→ Recorded data:
§ §

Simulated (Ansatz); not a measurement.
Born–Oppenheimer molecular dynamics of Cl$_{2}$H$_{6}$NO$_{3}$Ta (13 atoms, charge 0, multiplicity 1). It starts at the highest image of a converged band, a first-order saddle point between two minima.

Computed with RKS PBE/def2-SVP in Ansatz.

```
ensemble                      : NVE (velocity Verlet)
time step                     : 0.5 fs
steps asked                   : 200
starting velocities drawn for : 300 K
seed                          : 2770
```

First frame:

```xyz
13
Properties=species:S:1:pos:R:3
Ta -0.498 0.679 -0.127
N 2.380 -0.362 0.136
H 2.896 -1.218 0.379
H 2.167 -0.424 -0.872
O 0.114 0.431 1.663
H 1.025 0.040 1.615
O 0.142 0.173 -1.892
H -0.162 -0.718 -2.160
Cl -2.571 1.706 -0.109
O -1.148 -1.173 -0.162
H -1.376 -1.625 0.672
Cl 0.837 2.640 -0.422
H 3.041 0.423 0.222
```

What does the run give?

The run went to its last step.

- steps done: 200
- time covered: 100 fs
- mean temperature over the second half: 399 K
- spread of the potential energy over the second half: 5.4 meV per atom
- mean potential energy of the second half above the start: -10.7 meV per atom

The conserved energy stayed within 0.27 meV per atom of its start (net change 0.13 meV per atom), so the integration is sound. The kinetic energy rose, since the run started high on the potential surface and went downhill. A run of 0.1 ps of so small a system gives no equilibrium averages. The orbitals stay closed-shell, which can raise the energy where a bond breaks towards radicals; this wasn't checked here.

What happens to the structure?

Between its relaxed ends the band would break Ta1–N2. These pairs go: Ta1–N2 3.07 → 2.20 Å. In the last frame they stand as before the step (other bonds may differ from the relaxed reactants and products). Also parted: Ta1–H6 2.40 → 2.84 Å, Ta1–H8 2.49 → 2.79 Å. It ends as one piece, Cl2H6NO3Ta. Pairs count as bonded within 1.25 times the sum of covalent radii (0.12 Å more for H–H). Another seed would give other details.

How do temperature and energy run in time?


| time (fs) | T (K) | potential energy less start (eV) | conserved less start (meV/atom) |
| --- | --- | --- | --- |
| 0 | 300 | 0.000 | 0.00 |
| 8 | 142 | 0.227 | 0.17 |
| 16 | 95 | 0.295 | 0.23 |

§ §

→ Activity: Copy every line of the records above, starting with the first, up to and including the line containing "- mean temperature".

→ Task output:
Simulated (Ansatz); not a measurement.
Born–Oppenheimer molecular dynamics of Cl$_{2}$H$_{6}$NO$_{3}$Ta (13 atoms, charge 0, multiplicity 1). It starts at the highest image of a converged band, a first-order saddle point between two minima.

Computed with RKS PBE/def2-SVP in Ansatz.

```
ensemble                      : NVE (velocity Verlet)
time step                     : 0.5 fs
steps asked                   : 200
starting velocities drawn for : 300 K
seed                          : 2770
```

First frame:

```xyz
13
Properties=species:S:1:pos:R:3
Ta -0.498 0.679 -0.127
N 2.380 -0.362 0.136
H 2.896 -1.218 0.379
H 2.167 -0.424 -0.872
O 0.114 0.431 1.663
H 1.025 0.040 1.615
O 0.142 0.173 -1.892
H -0.162 -0.718 -2.160
Cl -2.571 1.706 -0.109
O -1.148 -1.173 -0.162
H -1.376 -1.625 0.672
Cl 0.837 2.640 -0.422
H 3.041 0.423 0.222
```

What does the run give?

The run went to its last step.

- steps done: 200
- time covered: 100 fs
- mean temperature over the second half: 399 K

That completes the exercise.